▶ Work instruction: Restate word for word the lines in the listing below, starting at the line containing "Ge3 lies behind" and ending at the line containing "Question: What is", both included; leave out the rest.

Data extract START
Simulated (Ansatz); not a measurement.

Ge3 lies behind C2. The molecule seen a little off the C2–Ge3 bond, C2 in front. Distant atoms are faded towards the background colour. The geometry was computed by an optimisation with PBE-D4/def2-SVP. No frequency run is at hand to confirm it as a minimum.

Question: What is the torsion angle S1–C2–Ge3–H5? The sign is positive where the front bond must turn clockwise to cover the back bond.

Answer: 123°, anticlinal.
Data extract END

▶ Your solution:
Ge3 lies behind C2. The molecule seen a little off the C2–Ge3 bond, C2 in front. Distant atoms are faded towards the background colour. The geometry was computed by an optimisation with PBE-D4/def2-SVP. No frequency run is at hand to confirm it as a minimum.

Question: What is the torsion angle S1–C2–Ge3–H5? The sign is positive where the front bond must turn clockwise to cover the back bond.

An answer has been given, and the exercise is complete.